• _Activity_: From the data below, set down exactly the lines between the one holding "# A survey of 19F NMR shifts" and the one holding "Computed data (PySCF): PBE0/pcSseg-1", inclusive, and no others.

• _Dataset_:
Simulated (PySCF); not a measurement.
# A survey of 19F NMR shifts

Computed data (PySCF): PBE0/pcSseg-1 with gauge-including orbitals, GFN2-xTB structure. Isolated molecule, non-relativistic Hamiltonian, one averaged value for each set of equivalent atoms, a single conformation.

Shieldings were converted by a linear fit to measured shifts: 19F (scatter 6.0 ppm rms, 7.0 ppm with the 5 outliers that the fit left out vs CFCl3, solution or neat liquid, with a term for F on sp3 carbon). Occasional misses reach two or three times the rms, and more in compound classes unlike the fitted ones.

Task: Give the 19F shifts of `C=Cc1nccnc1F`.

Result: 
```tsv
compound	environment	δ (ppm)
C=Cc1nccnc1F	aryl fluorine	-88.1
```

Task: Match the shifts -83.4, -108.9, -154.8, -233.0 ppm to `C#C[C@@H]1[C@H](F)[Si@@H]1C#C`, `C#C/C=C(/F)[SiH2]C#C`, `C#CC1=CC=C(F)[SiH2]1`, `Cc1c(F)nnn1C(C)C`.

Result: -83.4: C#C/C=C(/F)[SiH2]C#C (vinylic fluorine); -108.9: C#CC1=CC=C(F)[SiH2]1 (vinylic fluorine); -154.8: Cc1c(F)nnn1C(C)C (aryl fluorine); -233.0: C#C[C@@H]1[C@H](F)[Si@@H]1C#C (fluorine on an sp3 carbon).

• _Written solution_:
# A survey of 19F NMR shifts

Computed data (PySCF): PBE0/pcSseg-1 with gauge-including orbitals, GFN2-xTB structure. Isolated molecule, non-relativistic Hamiltonian, one averaged value for each set of equivalent atoms, a single conformation.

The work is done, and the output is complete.